#### WORK TASK
Repeat each entry. Keep every line exactly as it is.

▬▬▬▬▬▬
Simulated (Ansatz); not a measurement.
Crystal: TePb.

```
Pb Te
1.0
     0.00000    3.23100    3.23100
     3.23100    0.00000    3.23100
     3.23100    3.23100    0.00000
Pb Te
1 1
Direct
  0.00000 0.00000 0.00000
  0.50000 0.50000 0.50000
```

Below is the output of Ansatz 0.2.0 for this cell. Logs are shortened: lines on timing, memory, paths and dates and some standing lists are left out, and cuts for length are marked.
▬▬▬▬▬▬

#### EXERCISE ANSWER
Simulated (Ansatz); not a measurement.
Crystal: TePb.

```
Pb Te
1.0
     0.00000    3.23100    3.23100
     3.23100    0.00000    3.23100
     3.23100    3.23100    0.00000
Pb Te
1 1
Direct
  0.00000 0.00000 0.00000
  0.50000 0.50000 0.50000
```

Below is the output of Ansatz 0.2.0 for this cell. Logs are shortened: lines on timing, memory, paths and dates and some standing lists are left out, and cuts for length are marked.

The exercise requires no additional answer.